##### Supplied material

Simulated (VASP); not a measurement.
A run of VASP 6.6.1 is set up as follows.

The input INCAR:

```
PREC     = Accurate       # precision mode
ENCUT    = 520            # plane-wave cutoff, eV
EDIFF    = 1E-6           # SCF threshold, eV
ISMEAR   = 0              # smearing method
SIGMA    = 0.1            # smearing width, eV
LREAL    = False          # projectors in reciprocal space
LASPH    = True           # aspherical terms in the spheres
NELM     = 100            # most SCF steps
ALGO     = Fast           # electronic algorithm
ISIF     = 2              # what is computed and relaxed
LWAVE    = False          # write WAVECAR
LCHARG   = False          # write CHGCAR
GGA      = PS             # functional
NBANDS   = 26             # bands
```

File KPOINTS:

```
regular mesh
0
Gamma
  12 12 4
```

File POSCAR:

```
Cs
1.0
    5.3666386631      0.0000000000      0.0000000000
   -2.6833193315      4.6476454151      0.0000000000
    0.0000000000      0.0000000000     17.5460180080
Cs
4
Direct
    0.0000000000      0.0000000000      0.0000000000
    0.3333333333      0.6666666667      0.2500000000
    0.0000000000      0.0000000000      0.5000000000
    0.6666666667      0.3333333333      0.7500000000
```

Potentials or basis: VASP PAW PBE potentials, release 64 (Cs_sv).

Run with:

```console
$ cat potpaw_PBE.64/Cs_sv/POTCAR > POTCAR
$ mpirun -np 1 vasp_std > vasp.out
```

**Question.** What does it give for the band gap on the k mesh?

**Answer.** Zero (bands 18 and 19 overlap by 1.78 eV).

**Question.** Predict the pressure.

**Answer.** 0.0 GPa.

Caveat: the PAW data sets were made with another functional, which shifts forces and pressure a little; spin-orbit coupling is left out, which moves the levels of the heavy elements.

##########

Your answer must be the lines above, unchanged, from the first one through the line that holds "the k mesh?", inclusive, and no others.

▶ Task response:
Simulated (VASP); not a measurement.
A run of VASP 6.6.1 is set up as follows.

The input INCAR:

```
PREC     = Accurate       # precision mode
ENCUT    = 520            # plane-wave cutoff, eV
EDIFF    = 1E-6           # SCF threshold, eV
ISMEAR   = 0              # smearing method
SIGMA    = 0.1            # smearing width, eV
LREAL    = False          # projectors in reciprocal space
LASPH    = True           # aspherical terms in the spheres
NELM     = 100            # most SCF steps
ALGO     = Fast           # electronic algorithm
ISIF     = 2              # what is computed and relaxed
LWAVE    = False          # write WAVECAR
LCHARG   = False          # write CHGCAR
GGA      = PS             # functional
NBANDS   = 26             # bands
```

File KPOINTS:

```
regular mesh
0
Gamma
  12 12 4
```

File POSCAR:

```
Cs
1.0
    5.3666386631      0.0000000000      0.0000000000
   -2.6833193315      4.6476454151      0.0000000000
    0.0000000000      0.0000000000     17.5460180080
Cs
4
Direct
    0.0000000000      0.0000000000      0.0000000000
    0.3333333333      0.6666666667      0.2500000000
    0.0000000000      0.0000000000      0.5000000000
    0.6666666667      0.3333333333      0.7500000000
```

Potentials or basis: VASP PAW PBE potentials, release 64 (Cs_sv).

Run with:

```console
$ cat potpaw_PBE.64/Cs_sv/POTCAR > POTCAR
$ mpirun -np 1 vasp_std > vasp.out
```

**Question.** What does it give for the band gap on the k mesh?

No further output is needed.